━━━━━━━━

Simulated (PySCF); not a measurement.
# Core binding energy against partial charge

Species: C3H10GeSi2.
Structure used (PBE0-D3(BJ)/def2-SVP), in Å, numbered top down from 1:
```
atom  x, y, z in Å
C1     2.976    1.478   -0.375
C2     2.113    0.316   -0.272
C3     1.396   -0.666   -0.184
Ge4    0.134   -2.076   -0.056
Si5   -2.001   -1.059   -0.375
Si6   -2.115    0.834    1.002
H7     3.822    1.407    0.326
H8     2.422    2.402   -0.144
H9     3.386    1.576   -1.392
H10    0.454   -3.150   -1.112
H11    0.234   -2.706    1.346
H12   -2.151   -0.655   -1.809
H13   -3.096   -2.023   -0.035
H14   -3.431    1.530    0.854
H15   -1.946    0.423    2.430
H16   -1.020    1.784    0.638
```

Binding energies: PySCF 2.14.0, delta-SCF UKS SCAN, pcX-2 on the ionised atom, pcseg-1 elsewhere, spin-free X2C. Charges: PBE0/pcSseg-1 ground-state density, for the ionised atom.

━━━━━━━━

▶ **WORK ITEM**: Type out all of the records again, exactly.

▶ **EXERCISE OUTPUT**:
Simulated (PySCF); not a measurement.
# Core binding energy against partial charge

Species: C3H10GeSi2.
Structure used (PBE0-D3(BJ)/def2-SVP), in Å, numbered top down from 1:
```
atom  x, y, z in Å
C1     2.976    1.478   -0.375
C2     2.113    0.316   -0.272
C3     1.396   -0.666   -0.184
Ge4    0.134   -2.076   -0.056
Si5   -2.001   -1.059   -0.375
Si6   -2.115    0.834    1.002
H7     3.822    1.407    0.326
H8     2.422    2.402   -0.144
H9     3.386    1.576   -1.392
H10    0.454   -3.150   -1.112
H11    0.234   -2.706    1.346
H12   -2.151   -0.655   -1.809
H13   -3.096   -2.023   -0.035
H14   -3.431    1.530    0.854
H15   -1.946    0.423    2.430
H16   -1.020    1.784    0.638
```

Binding energies: PySCF 2.14.0, delta-SCF UKS SCAN, pcX-2 on the ionised atom, pcseg-1 elsewhere, spin-free X2C. Charges: PBE0/pcSseg-1 ground-state density, for the ionised atom.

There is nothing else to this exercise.